*-*-*

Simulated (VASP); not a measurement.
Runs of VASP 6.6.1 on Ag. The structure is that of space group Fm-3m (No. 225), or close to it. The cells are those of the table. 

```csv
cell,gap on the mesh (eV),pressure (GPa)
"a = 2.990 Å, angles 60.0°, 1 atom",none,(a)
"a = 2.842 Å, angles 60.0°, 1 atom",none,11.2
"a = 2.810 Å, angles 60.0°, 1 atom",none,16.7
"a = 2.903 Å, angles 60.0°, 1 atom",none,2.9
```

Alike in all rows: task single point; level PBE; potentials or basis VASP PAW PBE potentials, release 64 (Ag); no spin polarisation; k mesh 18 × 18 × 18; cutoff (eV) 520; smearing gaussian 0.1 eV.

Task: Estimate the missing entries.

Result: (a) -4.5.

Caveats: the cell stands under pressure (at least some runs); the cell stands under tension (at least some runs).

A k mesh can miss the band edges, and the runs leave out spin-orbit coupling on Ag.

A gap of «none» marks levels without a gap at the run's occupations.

*-*-*

» Work order
Repeat all of the material, exactly as it reads.

» Your response
Simulated (VASP); not a measurement.
Runs of VASP 6.6.1 on Ag. The structure is that of space group Fm-3m (No. 225), or close to it. The cells are those of the table. 

```csv
cell,gap on the mesh (eV),pressure (GPa)
"a = 2.990 Å, angles 60.0°, 1 atom",none,(a)
"a = 2.842 Å, angles 60.0°, 1 atom",none,11.2
"a = 2.810 Å, angles 60.0°, 1 atom",none,16.7
"a = 2.903 Å, angles 60.0°, 1 atom",none,2.9
```

Alike in all rows: task single point; level PBE; potentials or basis VASP PAW PBE potentials, release 64 (Ag); no spin polarisation; k mesh 18 × 18 × 18; cutoff (eV) 520; smearing gaussian 0.1 eV.

Task: Estimate the missing entries.

Result: (a) -4.5.

Caveats: the cell stands under pressure (at least some runs); the cell stands under tension (at least some runs).

A k mesh can miss the band edges, and the runs leave out spin-orbit coupling on Ag.

A gap of «none» marks levels without a gap at the run's occupations.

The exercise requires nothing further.